# # # # # # #

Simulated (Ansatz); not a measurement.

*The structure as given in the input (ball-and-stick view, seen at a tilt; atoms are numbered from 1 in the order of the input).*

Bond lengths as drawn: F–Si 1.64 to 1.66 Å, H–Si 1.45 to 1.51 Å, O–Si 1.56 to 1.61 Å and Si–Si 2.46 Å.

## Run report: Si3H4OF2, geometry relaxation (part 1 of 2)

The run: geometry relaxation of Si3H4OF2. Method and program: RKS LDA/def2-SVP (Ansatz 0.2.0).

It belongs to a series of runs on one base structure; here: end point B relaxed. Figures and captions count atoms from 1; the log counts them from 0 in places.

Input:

# # # # # # #

• WORK ORDER: Repeat exactly the lines above, starting with the first line of the records and finishing with the line holding "The run: geometry". Add no other line.

• WRITTEN REPLY:
Simulated (Ansatz); not a measurement.

*The structure as given in the input (ball-and-stick view, seen at a tilt; atoms are numbered from 1 in the order of the input).*

Bond lengths as drawn: F–Si 1.64 to 1.66 Å, H–Si 1.45 to 1.51 Å, O–Si 1.56 to 1.61 Å and Si–Si 2.46 Å.

## Run report: Si3H4OF2, geometry relaxation (part 1 of 2)

The run: geometry relaxation of Si3H4OF2. Method and program: RKS LDA/def2-SVP (Ansatz 0.2.0).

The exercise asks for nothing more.